**TASK ITEM**.
Only the lines from the first line of the material below to the line containing "Q: Where does the relaxation end?", inclusive, should be copied, each exactly as written.

**THE DATA**.
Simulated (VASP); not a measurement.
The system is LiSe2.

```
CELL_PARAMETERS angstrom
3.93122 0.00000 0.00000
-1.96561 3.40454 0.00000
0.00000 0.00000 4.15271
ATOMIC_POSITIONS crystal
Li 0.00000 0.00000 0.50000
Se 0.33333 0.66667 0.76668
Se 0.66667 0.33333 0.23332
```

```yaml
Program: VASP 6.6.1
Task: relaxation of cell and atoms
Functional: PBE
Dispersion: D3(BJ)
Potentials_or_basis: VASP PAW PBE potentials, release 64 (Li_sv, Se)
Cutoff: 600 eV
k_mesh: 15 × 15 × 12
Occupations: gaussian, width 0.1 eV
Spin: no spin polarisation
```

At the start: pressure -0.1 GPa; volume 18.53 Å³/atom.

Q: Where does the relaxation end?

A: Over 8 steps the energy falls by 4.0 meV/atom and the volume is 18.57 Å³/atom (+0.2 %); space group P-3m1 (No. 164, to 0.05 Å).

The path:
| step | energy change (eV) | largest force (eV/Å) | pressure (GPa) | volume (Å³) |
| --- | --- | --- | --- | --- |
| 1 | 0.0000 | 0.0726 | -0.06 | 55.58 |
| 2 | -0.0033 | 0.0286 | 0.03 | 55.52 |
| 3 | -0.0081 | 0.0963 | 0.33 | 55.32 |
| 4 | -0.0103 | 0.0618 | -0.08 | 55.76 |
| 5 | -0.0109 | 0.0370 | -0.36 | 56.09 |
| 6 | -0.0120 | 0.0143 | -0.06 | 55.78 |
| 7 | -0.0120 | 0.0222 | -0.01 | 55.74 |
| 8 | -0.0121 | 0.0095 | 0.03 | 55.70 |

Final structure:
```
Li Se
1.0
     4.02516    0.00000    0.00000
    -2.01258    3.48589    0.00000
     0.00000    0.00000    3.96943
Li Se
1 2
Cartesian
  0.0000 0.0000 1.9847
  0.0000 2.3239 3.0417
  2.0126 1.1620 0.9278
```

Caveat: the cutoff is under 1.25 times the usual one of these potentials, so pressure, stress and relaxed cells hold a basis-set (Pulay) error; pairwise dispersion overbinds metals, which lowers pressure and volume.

**RESPONSE**.
Simulated (VASP); not a measurement.
The system is LiSe2.

```
CELL_PARAMETERS angstrom
3.93122 0.00000 0.00000
-1.96561 3.40454 0.00000
0.00000 0.00000 4.15271
ATOMIC_POSITIONS crystal
Li 0.00000 0.00000 0.50000
Se 0.33333 0.66667 0.76668
Se 0.66667 0.33333 0.23332
```

```yaml
Program: VASP 6.6.1
Task: relaxation of cell and atoms
Functional: PBE
Dispersion: D3(BJ)
Potentials_or_basis: VASP PAW PBE potentials, release 64 (Li_sv, Se)
Cutoff: 600 eV
k_mesh: 15 × 15 × 12
Occupations: gaussian, width 0.1 eV
Spin: no spin polarisation
```

At the start: pressure -0.1 GPa; volume 18.53 Å³/atom.

Q: Where does the relaxation end?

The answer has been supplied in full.